--------------------

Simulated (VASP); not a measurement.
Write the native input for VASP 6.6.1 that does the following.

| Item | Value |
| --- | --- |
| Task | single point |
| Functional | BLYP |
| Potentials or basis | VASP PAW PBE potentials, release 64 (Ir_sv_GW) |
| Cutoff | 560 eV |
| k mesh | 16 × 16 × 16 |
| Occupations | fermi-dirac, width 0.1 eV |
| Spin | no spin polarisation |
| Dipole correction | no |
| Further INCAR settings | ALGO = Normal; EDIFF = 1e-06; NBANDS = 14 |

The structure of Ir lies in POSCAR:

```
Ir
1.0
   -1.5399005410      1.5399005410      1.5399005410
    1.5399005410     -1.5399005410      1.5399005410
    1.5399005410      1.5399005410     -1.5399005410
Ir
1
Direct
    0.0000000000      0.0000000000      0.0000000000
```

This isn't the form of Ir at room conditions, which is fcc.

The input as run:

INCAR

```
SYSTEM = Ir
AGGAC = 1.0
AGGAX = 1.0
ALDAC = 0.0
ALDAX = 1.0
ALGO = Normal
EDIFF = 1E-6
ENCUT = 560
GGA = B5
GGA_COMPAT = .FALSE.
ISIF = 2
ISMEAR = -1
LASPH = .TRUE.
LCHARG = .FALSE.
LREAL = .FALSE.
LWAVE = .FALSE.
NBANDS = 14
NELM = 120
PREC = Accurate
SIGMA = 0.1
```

--------------------

> **Activity**
Reproduce the listing above exactly, in its entirety.

> **Your response**
Simulated (VASP); not a measurement.
Write the native input for VASP 6.6.1 that does the following.

| Item | Value |
| --- | --- |
| Task | single point |
| Functional | BLYP |
| Potentials or basis | VASP PAW PBE potentials, release 64 (Ir_sv_GW) |
| Cutoff | 560 eV |
| k mesh | 16 × 16 × 16 |
| Occupations | fermi-dirac, width 0.1 eV |
| Spin | no spin polarisation |
| Dipole correction | no |
| Further INCAR settings | ALGO = Normal; EDIFF = 1e-06; NBANDS = 14 |

The structure of Ir lies in POSCAR:

```
Ir
1.0
   -1.5399005410      1.5399005410      1.5399005410
    1.5399005410     -1.5399005410      1.5399005410
    1.5399005410      1.5399005410     -1.5399005410
Ir
1
Direct
    0.0000000000      0.0000000000      0.0000000000
```

This isn't the form of Ir at room conditions, which is fcc.

The input as run:

INCAR

```
SYSTEM = Ir
AGGAC = 1.0
AGGAX = 1.0
ALDAC = 0.0
ALDAX = 1.0
ALGO = Normal
EDIFF = 1E-6
ENCUT = 560
GGA = B5
GGA_COMPAT = .FALSE.
ISIF = 2
ISMEAR = -1
LASPH = .TRUE.
LCHARG = .FALSE.
LREAL = .FALSE.
LWAVE = .FALSE.
NBANDS = 14
NELM = 120
PREC = Accurate
SIGMA = 0.1
```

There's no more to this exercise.